■ **Task item**
Quote every entry word for word.

■ **Supplied data**
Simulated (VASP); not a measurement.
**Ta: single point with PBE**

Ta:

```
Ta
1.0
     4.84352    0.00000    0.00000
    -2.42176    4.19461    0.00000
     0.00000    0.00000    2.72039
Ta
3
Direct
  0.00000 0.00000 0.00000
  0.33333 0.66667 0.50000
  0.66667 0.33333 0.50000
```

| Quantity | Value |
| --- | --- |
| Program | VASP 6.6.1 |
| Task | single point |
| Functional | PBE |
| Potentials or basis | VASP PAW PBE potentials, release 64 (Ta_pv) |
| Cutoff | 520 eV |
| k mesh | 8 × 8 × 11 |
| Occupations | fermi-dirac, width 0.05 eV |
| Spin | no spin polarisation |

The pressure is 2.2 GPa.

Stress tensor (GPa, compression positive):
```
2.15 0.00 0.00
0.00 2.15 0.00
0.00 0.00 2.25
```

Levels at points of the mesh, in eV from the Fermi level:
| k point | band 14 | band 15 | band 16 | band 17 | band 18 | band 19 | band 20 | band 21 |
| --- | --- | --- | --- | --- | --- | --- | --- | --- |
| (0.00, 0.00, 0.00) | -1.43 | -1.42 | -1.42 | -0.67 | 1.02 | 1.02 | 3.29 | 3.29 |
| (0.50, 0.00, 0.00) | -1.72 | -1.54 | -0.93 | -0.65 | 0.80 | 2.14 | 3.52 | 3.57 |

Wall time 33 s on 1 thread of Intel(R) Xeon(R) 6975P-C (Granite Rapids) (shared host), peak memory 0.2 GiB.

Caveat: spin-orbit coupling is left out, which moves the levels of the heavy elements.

■ **Written answer**
Simulated (VASP); not a measurement.
**Ta: single point with PBE**

Ta:

```
Ta
1.0
     4.84352    0.00000    0.00000
    -2.42176    4.19461    0.00000
     0.00000    0.00000    2.72039
Ta
3
Direct
  0.00000 0.00000 0.00000
  0.33333 0.66667 0.50000
  0.66667 0.33333 0.50000
```

| Quantity | Value |
| --- | --- |
| Program | VASP 6.6.1 |
| Task | single point |
| Functional | PBE |
| Potentials or basis | VASP PAW PBE potentials, release 64 (Ta_pv) |
| Cutoff | 520 eV |
| k mesh | 8 × 8 × 11 |
| Occupations | fermi-dirac, width 0.05 eV |
| Spin | no spin polarisation |

The pressure is 2.2 GPa.

Stress tensor (GPa, compression positive):
```
2.15 0.00 0.00
0.00 2.15 0.00
0.00 0.00 2.25
```

Levels at points of the mesh, in eV from the Fermi level:
| k point | band 14 | band 15 | band 16 | band 17 | band 18 | band 19 | band 20 | band 21 |
| --- | --- | --- | --- | --- | --- | --- | --- | --- |
| (0.00, 0.00, 0.00) | -1.43 | -1.42 | -1.42 | -0.67 | 1.02 | 1.02 | 3.29 | 3.29 |
| (0.50, 0.00, 0.00) | -1.72 | -1.54 | -0.93 | -0.65 | 0.80 | 2.14 | 3.52 | 3.57 |

Wall time 33 s on 1 thread of Intel(R) Xeon(R) 6975P-C (Granite Rapids) (shared host), peak memory 0.2 GiB.

Caveat: spin-orbit coupling is left out, which moves the levels of the heavy elements.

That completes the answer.